### TASK ITEM
Reproduce the section of the listing that begins at the line containing "38 | 0.049 |" and finishes at the line containing "0.016 | 0.0023 |". Include both end lines and nothing beyond them.

Start of LISTED RECORDS

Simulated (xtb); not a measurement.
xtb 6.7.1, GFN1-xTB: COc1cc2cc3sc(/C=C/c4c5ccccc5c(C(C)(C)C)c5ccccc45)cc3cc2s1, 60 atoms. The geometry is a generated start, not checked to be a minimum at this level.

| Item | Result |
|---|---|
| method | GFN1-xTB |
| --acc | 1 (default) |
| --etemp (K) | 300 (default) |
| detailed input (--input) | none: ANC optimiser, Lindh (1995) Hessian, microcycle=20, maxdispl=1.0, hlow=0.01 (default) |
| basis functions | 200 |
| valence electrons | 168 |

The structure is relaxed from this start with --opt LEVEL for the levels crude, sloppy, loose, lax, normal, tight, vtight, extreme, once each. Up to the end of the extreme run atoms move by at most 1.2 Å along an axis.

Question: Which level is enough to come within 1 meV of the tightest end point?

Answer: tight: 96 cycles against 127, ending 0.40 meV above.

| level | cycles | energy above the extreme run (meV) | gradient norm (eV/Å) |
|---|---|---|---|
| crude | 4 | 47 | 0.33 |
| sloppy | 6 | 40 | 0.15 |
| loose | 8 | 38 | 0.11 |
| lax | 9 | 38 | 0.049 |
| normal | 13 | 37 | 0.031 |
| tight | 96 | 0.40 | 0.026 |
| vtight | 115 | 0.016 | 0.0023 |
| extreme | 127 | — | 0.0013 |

End of LISTED RECORDS

### ANSWER BOX
| lax | 9 | 38 | 0.049 |
| normal | 13 | 37 | 0.031 |
| tight | 96 | 0.40 | 0.026 |
| vtight | 115 | 0.016 | 0.0023 |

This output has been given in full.